WORK TASK = Return every entry below without altering a word.

-- Opening Marker --
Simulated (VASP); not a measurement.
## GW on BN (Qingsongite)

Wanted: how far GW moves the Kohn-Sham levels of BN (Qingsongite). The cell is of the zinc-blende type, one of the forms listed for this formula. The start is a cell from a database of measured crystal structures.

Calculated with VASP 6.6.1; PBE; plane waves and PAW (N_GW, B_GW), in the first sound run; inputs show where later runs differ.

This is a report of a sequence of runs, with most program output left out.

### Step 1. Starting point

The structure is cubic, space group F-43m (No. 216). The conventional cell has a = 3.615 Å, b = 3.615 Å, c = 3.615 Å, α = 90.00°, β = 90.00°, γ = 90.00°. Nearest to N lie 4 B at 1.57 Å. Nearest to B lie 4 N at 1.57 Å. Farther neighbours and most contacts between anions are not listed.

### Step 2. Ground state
-- Closing Marker --

YOUR RESPONSE =
Simulated (VASP); not a measurement.
## GW on BN (Qingsongite)

Wanted: how far GW moves the Kohn-Sham levels of BN (Qingsongite). The cell is of the zinc-blende type, one of the forms listed for this formula. The start is a cell from a database of measured crystal structures.

Calculated with VASP 6.6.1; PBE; plane waves and PAW (N_GW, B_GW), in the first sound run; inputs show where later runs differ.

This is a report of a sequence of runs, with most program output left out.

### Step 1. Starting point

The structure is cubic, space group F-43m (No. 216). The conventional cell has a = 3.615 Å, b = 3.615 Å, c = 3.615 Å, α = 90.00°, β = 90.00°, γ = 90.00°. Nearest to N lie 4 B at 1.57 Å. Nearest to B lie 4 N at 1.57 Å. Farther neighbours and most contacts between anions are not listed.

### Step 2. Ground state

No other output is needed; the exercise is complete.